Assigned task => Would you please retype the records that follow, word for word?

**** Supplied entries

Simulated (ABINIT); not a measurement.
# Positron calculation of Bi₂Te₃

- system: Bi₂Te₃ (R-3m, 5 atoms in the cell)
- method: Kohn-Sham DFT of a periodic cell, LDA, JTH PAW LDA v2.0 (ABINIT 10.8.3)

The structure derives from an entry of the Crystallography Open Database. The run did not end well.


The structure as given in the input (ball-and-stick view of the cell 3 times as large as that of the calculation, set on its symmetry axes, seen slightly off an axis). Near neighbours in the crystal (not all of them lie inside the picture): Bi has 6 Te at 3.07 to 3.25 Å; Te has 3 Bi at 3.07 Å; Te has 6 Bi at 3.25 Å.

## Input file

********

Written answer =>
Simulated (ABINIT); not a measurement.
# Positron calculation of Bi₂Te₃

- system: Bi₂Te₃ (R-3m, 5 atoms in the cell)
- method: Kohn-Sham DFT of a periodic cell, LDA, JTH PAW LDA v2.0 (ABINIT 10.8.3)

The structure derives from an entry of the Crystallography Open Database. The run did not end well.


The structure as given in the input (ball-and-stick view of the cell 3 times as large as that of the calculation, set on its symmetry axes, seen slightly off an axis). Near neighbours in the crystal (not all of them lie inside the picture): Bi has 6 Te at 3.07 to 3.25 Å; Te has 3 Bi at 3.07 Å; Te has 6 Bi at 3.25 Å.

## Input file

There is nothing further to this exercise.